Data records »
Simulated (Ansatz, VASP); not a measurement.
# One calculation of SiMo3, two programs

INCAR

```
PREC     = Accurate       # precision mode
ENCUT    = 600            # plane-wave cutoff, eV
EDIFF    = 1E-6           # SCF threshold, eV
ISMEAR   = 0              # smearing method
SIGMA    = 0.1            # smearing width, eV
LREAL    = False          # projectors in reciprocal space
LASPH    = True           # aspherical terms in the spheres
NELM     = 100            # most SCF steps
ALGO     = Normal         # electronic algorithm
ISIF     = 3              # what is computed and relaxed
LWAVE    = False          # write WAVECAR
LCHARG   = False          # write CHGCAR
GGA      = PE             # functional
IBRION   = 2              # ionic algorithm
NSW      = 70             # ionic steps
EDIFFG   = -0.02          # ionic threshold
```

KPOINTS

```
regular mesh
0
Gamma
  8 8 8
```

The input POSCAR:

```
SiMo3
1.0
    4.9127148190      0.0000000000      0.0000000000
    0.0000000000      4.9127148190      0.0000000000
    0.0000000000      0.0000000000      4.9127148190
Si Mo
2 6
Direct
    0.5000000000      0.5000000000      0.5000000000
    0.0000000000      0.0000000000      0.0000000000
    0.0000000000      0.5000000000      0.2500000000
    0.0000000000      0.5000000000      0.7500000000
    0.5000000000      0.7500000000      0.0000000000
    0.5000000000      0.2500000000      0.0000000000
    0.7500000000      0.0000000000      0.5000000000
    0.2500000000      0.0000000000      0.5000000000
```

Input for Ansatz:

Action item » Repeat back all entries verbatim.

Solution »
Simulated (Ansatz, VASP); not a measurement.
# One calculation of SiMo3, two programs

INCAR

```
PREC     = Accurate       # precision mode
ENCUT    = 600            # plane-wave cutoff, eV
EDIFF    = 1E-6           # SCF threshold, eV
ISMEAR   = 0              # smearing method
SIGMA    = 0.1            # smearing width, eV
LREAL    = False          # projectors in reciprocal space
LASPH    = True           # aspherical terms in the spheres
NELM     = 100            # most SCF steps
ALGO     = Normal         # electronic algorithm
ISIF     = 3              # what is computed and relaxed
LWAVE    = False          # write WAVECAR
LCHARG   = False          # write CHGCAR
GGA      = PE             # functional
IBRION   = 2              # ionic algorithm
NSW      = 70             # ionic steps
EDIFFG   = -0.02          # ionic threshold
```

KPOINTS

```
regular mesh
0
Gamma
  8 8 8
```

The input POSCAR:

```
SiMo3
1.0
    4.9127148190      0.0000000000      0.0000000000
    0.0000000000      4.9127148190      0.0000000000
    0.0000000000      0.0000000000      4.9127148190
Si Mo
2 6
Direct
    0.5000000000      0.5000000000      0.5000000000
    0.0000000000      0.0000000000      0.0000000000
    0.0000000000      0.5000000000      0.2500000000
    0.0000000000      0.5000000000      0.7500000000
    0.5000000000      0.7500000000      0.0000000000
    0.5000000000      0.2500000000      0.0000000000
    0.7500000000      0.0000000000      0.5000000000
    0.2500000000      0.0000000000      0.5000000000
```

Input for Ansatz:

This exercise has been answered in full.